Action item - In this exercise, every entry is to be copied exactly.

==============================

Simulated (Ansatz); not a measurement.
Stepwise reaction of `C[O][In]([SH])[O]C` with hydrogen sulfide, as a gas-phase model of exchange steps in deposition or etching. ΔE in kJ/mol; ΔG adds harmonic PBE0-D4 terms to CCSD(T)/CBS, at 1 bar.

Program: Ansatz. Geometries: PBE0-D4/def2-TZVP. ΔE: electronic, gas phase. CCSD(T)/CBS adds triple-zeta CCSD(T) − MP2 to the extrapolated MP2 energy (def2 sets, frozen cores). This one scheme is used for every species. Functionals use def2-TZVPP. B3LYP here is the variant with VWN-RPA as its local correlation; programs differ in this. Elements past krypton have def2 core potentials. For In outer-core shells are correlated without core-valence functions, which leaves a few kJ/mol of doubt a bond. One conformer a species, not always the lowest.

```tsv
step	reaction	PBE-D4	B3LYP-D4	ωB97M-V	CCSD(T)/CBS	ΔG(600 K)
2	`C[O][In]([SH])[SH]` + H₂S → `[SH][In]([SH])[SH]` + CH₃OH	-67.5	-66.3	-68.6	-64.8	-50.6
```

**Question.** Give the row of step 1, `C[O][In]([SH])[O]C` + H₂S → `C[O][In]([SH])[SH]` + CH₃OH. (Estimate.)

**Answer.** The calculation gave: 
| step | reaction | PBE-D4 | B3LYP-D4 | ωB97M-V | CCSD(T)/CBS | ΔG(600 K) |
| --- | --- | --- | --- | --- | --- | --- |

==============================

Problem solution -
Simulated (Ansatz); not a measurement.
Stepwise reaction of `C[O][In]([SH])[O]C` with hydrogen sulfide, as a gas-phase model of exchange steps in deposition or etching. ΔE in kJ/mol; ΔG adds harmonic PBE0-D4 terms to CCSD(T)/CBS, at 1 bar.

Program: Ansatz. Geometries: PBE0-D4/def2-TZVP. ΔE: electronic, gas phase. CCSD(T)/CBS adds triple-zeta CCSD(T) − MP2 to the extrapolated MP2 energy (def2 sets, frozen cores). This one scheme is used for every species. Functionals use def2-TZVPP. B3LYP here is the variant with VWN-RPA as its local correlation; programs differ in this. Elements past krypton have def2 core potentials. For In outer-core shells are correlated without core-valence functions, which leaves a few kJ/mol of doubt a bond. One conformer a species, not always the lowest.

```tsv
step	reaction	PBE-D4	B3LYP-D4	ωB97M-V	CCSD(T)/CBS	ΔG(600 K)
2	`C[O][In]([SH])[SH]` + H₂S → `[SH][In]([SH])[SH]` + CH₃OH	-67.5	-66.3	-68.6	-64.8	-50.6
```

**Question.** Give the row of step 1, `C[O][In]([SH])[O]C` + H₂S → `C[O][In]([SH])[SH]` + CH₃OH. (Estimate.)

**Answer.** The calculation gave: 
| step | reaction | PBE-D4 | B3LYP-D4 | ωB97M-V | CCSD(T)/CBS | ΔG(600 K) |
| --- | --- | --- | --- | --- | --- | --- |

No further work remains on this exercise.